ASSIGNED TASK
Only the lines below starting at the one that contains "2.57 | 2.57 | 2.57 |" and ending at the one that contains "Bands cross the" are to be reproduced, exactly and with both ends kept.

=== EXERCISE DATA ===

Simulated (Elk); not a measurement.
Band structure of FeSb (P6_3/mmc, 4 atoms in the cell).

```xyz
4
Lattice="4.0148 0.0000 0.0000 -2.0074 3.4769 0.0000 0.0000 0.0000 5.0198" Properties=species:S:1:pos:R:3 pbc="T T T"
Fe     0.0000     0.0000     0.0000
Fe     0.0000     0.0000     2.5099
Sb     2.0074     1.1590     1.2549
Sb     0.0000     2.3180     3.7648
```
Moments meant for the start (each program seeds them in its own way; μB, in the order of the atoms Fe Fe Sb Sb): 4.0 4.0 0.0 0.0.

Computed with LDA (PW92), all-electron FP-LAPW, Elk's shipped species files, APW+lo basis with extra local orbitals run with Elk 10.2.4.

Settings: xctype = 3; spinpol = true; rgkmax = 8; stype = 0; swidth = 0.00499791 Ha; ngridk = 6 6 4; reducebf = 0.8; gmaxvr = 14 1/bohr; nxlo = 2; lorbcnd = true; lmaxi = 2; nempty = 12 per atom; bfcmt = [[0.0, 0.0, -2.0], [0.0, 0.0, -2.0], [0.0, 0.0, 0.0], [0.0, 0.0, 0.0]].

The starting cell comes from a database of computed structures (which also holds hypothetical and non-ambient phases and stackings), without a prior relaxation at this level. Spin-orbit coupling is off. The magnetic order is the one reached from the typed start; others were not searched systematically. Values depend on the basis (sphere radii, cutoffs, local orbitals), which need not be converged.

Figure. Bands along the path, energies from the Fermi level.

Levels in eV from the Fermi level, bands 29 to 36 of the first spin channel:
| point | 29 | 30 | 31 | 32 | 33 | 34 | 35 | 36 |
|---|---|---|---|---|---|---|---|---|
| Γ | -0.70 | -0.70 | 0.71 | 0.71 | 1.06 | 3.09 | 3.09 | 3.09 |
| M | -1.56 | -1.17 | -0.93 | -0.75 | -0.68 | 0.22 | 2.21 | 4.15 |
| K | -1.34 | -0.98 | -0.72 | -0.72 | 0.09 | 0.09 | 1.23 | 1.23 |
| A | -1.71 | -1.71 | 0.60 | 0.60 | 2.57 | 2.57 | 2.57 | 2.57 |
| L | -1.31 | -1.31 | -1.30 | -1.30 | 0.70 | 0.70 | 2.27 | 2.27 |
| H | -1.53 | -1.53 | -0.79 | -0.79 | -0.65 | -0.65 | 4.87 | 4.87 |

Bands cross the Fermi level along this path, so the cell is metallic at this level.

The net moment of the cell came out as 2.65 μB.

===

SOLUTION
| A | -1.71 | -1.71 | 0.60 | 0.60 | 2.57 | 2.57 | 2.57 | 2.57 |
| L | -1.31 | -1.31 | -1.30 | -1.30 | 0.70 | 0.70 | 2.27 | 2.27 |
| H | -1.53 | -1.53 | -0.79 | -0.79 | -0.65 | -0.65 | 4.87 | 4.87 |

Bands cross the Fermi level along this path, so the cell is metallic at this level.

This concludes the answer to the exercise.